═══
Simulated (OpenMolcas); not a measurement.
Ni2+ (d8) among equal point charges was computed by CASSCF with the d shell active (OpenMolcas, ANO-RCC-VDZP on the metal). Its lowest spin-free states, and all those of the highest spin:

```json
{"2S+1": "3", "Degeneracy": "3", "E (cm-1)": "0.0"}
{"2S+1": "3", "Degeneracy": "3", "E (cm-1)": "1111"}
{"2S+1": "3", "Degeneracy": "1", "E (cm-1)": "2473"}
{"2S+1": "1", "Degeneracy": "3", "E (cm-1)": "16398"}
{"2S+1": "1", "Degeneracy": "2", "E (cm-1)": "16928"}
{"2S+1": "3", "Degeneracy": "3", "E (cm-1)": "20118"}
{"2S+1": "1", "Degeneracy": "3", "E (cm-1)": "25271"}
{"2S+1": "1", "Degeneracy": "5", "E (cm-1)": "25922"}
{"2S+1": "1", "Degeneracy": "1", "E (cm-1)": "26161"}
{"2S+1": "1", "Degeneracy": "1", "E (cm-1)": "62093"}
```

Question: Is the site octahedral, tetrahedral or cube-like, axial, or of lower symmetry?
═══

▸ Work task
In full and without changes, repeat the listing.

▸ Response box
Simulated (OpenMolcas); not a measurement.
Ni2+ (d8) among equal point charges was computed by CASSCF with the d shell active (OpenMolcas, ANO-RCC-VDZP on the metal). Its lowest spin-free states, and all those of the highest spin:

```json
{"2S+1": "3", "Degeneracy": "3", "E (cm-1)": "0.0"}
{"2S+1": "3", "Degeneracy": "3", "E (cm-1)": "1111"}
{"2S+1": "3", "Degeneracy": "1", "E (cm-1)": "2473"}
{"2S+1": "1", "Degeneracy": "3", "E (cm-1)": "16398"}
{"2S+1": "1", "Degeneracy": "2", "E (cm-1)": "16928"}
{"2S+1": "3", "Degeneracy": "3", "E (cm-1)": "20118"}
{"2S+1": "1", "Degeneracy": "3", "E (cm-1)": "25271"}
{"2S+1": "1", "Degeneracy": "5", "E (cm-1)": "25922"}
{"2S+1": "1", "Degeneracy": "1", "E (cm-1)": "26161"}
{"2S+1": "1", "Degeneracy": "1", "E (cm-1)": "62093"}
```

Question: Is the site octahedral, tetrahedral or cube-like, axial, or of lower symmetry?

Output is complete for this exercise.